Please repeat only the stretch of records running from the first line through the line that contains "Answer: Over 26".

PROVIDED MATERIAL –
■ ■ ■ ■

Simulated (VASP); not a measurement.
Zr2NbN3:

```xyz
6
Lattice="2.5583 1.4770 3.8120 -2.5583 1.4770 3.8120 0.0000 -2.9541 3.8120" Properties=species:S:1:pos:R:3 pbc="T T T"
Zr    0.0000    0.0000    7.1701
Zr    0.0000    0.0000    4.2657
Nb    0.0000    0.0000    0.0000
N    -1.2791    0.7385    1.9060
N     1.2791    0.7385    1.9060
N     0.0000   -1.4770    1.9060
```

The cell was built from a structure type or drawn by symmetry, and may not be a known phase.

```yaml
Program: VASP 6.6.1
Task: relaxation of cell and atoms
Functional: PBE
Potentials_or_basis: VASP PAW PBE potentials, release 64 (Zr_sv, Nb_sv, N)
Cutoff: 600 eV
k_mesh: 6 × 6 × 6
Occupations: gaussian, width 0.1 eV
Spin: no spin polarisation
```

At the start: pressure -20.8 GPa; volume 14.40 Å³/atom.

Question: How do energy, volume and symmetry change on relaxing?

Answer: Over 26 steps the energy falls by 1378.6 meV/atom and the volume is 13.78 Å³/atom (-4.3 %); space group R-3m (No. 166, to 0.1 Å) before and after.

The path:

■ ■ ■ ■

EXERCISE RESPONSE –
Simulated (VASP); not a measurement.
Zr2NbN3:

```xyz
6
Lattice="2.5583 1.4770 3.8120 -2.5583 1.4770 3.8120 0.0000 -2.9541 3.8120" Properties=species:S:1:pos:R:3 pbc="T T T"
Zr    0.0000    0.0000    7.1701
Zr    0.0000    0.0000    4.2657
Nb    0.0000    0.0000    0.0000
N    -1.2791    0.7385    1.9060
N     1.2791    0.7385    1.9060
N     0.0000   -1.4770    1.9060
```

The cell was built from a structure type or drawn by symmetry, and may not be a known phase.

```yaml
Program: VASP 6.6.1
Task: relaxation of cell and atoms
Functional: PBE
Potentials_or_basis: VASP PAW PBE potentials, release 64 (Zr_sv, Nb_sv, N)
Cutoff: 600 eV
k_mesh: 6 × 6 × 6
Occupations: gaussian, width 0.1 eV
Spin: no spin polarisation
```

At the start: pressure -20.8 GPa; volume 14.40 Å³/atom.

Question: How do energy, volume and symmetry change on relaxing?

Answer: Over 26 steps the energy falls by 1378.6 meV/atom and the volume is 13.78 Å³/atom (-4.3 %); space group R-3m (No. 166, to 0.1 Å) before and after.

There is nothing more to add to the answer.